________________

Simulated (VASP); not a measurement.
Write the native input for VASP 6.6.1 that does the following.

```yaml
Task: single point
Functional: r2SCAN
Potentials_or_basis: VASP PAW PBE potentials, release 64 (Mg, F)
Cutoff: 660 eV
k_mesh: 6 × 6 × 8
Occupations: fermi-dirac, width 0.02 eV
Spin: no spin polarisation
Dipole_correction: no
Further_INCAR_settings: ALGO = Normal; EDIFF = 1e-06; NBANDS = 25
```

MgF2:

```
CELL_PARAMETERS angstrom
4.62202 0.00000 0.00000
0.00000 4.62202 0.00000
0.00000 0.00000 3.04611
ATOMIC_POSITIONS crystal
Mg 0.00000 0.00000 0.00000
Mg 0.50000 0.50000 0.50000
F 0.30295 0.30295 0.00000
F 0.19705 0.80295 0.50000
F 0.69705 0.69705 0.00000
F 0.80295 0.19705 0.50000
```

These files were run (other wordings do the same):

________________

### Work task
Every record above is to be transcribed exactly.

### Reply
Simulated (VASP); not a measurement.
Write the native input for VASP 6.6.1 that does the following.

```yaml
Task: single point
Functional: r2SCAN
Potentials_or_basis: VASP PAW PBE potentials, release 64 (Mg, F)
Cutoff: 660 eV
k_mesh: 6 × 6 × 8
Occupations: fermi-dirac, width 0.02 eV
Spin: no spin polarisation
Dipole_correction: no
Further_INCAR_settings: ALGO = Normal; EDIFF = 1e-06; NBANDS = 25
```

MgF2:

```
CELL_PARAMETERS angstrom
4.62202 0.00000 0.00000
0.00000 4.62202 0.00000
0.00000 0.00000 3.04611
ATOMIC_POSITIONS crystal
Mg 0.00000 0.00000 0.00000
Mg 0.50000 0.50000 0.50000
F 0.30295 0.30295 0.00000
F 0.19705 0.80295 0.50000
F 0.69705 0.69705 0.00000
F 0.80295 0.19705 0.50000
```

These files were run (other wordings do the same):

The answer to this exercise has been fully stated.